- BRIEF
Output the entire listing without altering anything.

- PROVIDED INFORMATION
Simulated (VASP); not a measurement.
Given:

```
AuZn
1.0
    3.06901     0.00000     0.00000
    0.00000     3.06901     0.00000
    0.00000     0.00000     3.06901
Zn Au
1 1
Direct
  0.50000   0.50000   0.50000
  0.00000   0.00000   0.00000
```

- EXERCISE SOLUTION
Simulated (VASP); not a measurement.
Given:

```
AuZn
1.0
    3.06901     0.00000     0.00000
    0.00000     3.06901     0.00000
    0.00000     0.00000     3.06901
Zn Au
1 1
Direct
  0.50000   0.50000   0.50000
  0.00000   0.00000   0.00000
```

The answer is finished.